ASSIGNED TASK >> Copy the records below verbatim, from the first line through the line containing "Equilibrium computed with", inclusive, and output nothing else.

# # #
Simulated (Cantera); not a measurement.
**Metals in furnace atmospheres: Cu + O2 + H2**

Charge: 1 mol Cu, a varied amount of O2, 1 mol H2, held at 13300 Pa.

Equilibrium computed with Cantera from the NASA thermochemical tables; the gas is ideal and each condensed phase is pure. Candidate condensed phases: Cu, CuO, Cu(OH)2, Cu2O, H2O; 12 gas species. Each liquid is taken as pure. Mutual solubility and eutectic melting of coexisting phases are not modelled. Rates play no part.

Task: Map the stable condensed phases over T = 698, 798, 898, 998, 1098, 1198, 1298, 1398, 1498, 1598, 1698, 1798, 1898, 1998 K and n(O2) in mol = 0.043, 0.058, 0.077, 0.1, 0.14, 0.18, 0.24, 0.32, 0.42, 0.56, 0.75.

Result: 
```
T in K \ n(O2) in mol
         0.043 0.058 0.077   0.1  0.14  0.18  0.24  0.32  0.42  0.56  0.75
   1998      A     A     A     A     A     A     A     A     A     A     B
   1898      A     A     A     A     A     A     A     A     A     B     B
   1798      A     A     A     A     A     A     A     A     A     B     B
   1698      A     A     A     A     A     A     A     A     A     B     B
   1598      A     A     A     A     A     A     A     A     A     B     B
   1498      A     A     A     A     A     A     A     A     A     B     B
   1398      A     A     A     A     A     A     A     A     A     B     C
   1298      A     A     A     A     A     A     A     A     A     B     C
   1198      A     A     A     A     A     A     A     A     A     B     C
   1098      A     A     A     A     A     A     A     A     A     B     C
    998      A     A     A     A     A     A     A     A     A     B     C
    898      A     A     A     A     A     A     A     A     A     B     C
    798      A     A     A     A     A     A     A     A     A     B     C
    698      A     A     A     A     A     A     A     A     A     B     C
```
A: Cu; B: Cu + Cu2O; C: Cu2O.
# # #

TASK RESPONSE >>
Simulated (Cantera); not a measurement.
**Metals in furnace atmospheres: Cu + O2 + H2**

Charge: 1 mol Cu, a varied amount of O2, 1 mol H2, held at 13300 Pa.

Equilibrium computed with Cantera from the NASA thermochemical tables; the gas is ideal and each condensed phase is pure. Candidate condensed phases: Cu, CuO, Cu(OH)2, Cu2O, H2O; 12 gas species. Each liquid is taken as pure. Mutual solubility and eutectic melting of coexisting phases are not modelled. Rates play no part.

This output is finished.